→ GIVEN DATA
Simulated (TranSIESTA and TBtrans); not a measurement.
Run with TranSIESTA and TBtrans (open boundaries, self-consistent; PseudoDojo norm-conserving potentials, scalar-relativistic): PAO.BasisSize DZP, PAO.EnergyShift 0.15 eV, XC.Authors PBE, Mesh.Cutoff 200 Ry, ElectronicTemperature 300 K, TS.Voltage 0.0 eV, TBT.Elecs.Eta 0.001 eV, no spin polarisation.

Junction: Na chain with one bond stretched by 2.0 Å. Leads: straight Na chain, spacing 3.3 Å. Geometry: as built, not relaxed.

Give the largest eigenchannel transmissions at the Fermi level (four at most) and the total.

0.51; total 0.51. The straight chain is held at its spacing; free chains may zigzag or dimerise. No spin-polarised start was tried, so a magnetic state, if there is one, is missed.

→ WORK ORDER
Starting with the first line of the records, repeat every line up to and including the one containing "Junction: Na chain", and nothing else.

→ TASK OUTPUT
Simulated (TranSIESTA and TBtrans); not a measurement.
Run with TranSIESTA and TBtrans (open boundaries, self-consistent; PseudoDojo norm-conserving potentials, scalar-relativistic): PAO.BasisSize DZP, PAO.EnergyShift 0.15 eV, XC.Authors PBE, Mesh.Cutoff 200 Ry, ElectronicTemperature 300 K, TS.Voltage 0.0 eV, TBT.Elecs.Eta 0.001 eV, no spin polarisation.

Junction: Na chain with one bond stretched by 2.0 Å. Leads: straight Na chain, spacing 3.3 Å. Geometry: as built, not relaxed.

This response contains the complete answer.